[[ Data excerpts, beginning ]]
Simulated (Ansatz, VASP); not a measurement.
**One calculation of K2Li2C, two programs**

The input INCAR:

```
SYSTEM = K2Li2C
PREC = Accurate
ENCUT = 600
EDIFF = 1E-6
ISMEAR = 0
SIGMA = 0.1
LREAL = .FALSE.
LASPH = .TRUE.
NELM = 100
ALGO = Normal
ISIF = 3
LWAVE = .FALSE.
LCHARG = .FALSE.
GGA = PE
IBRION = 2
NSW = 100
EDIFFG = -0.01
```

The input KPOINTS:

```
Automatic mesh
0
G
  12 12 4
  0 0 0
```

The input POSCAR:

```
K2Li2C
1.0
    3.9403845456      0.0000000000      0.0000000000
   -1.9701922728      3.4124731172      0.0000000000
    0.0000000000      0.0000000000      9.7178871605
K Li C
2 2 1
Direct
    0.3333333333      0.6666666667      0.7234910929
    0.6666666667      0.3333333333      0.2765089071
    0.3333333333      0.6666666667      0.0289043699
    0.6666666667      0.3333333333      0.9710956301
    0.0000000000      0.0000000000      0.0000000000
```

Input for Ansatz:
[[ Data excerpts, end ]]

Could you retype each record exactly as it appears?

Written solution –
Simulated (Ansatz, VASP); not a measurement.
**One calculation of K2Li2C, two programs**

The input INCAR:

```
SYSTEM = K2Li2C
PREC = Accurate
ENCUT = 600
EDIFF = 1E-6
ISMEAR = 0
SIGMA = 0.1
LREAL = .FALSE.
LASPH = .TRUE.
NELM = 100
ALGO = Normal
ISIF = 3
LWAVE = .FALSE.
LCHARG = .FALSE.
GGA = PE
IBRION = 2
NSW = 100
EDIFFG = -0.01
```

The input KPOINTS:

```
Automatic mesh
0
G
  12 12 4
  0 0 0
```

The input POSCAR:

```
K2Li2C
1.0
    3.9403845456      0.0000000000      0.0000000000
   -1.9701922728      3.4124731172      0.0000000000
    0.0000000000      0.0000000000      9.7178871605
K Li C
2 2 1
Direct
    0.3333333333      0.6666666667      0.7234910929
    0.6666666667      0.3333333333      0.2765089071
    0.3333333333      0.6666666667      0.0289043699
    0.6666666667      0.3333333333      0.9710956301
    0.0000000000      0.0000000000      0.0000000000
```

Input for Ansatz:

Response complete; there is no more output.